» **Work task**
Transcribe each entry shown below with no difference from the original.

» **Data provided**
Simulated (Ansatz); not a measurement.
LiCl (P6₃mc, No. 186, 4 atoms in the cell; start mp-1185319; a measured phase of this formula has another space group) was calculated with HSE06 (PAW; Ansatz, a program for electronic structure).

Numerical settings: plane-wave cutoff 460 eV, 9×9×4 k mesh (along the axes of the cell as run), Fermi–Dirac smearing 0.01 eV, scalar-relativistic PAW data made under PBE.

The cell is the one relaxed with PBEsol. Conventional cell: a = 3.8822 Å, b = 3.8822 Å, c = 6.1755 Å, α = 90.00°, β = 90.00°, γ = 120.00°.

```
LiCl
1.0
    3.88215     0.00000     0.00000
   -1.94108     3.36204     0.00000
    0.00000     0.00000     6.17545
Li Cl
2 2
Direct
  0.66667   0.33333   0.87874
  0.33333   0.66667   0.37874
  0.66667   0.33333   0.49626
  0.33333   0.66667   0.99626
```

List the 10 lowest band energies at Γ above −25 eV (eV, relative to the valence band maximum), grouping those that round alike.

» **Result**
Simulated (Ansatz); not a measurement.
LiCl (P6₃mc, No. 186, 4 atoms in the cell; start mp-1185319; a measured phase of this formula has another space group) was calculated with HSE06 (PAW; Ansatz, a program for electronic structure).

Numerical settings: plane-wave cutoff 460 eV, 9×9×4 k mesh (along the axes of the cell as run), Fermi–Dirac smearing 0.01 eV, scalar-relativistic PAW data made under PBE.

The cell is the one relaxed with PBEsol. Conventional cell: a = 3.8822 Å, b = 3.8822 Å, c = 6.1755 Å, α = 90.00°, β = 90.00°, γ = 120.00°.

```
LiCl
1.0
    3.88215     0.00000     0.00000
   -1.94108     3.36204     0.00000
    0.00000     0.00000     6.17545
Li Cl
2 2
Direct
  0.66667   0.33333   0.87874
  0.33333   0.66667   0.37874
  0.66667   0.33333   0.49626
  0.33333   0.66667   0.99626
```

List the 10 lowest band energies at Γ above −25 eV (eV, relative to the valence band maximum), grouping those that round alike.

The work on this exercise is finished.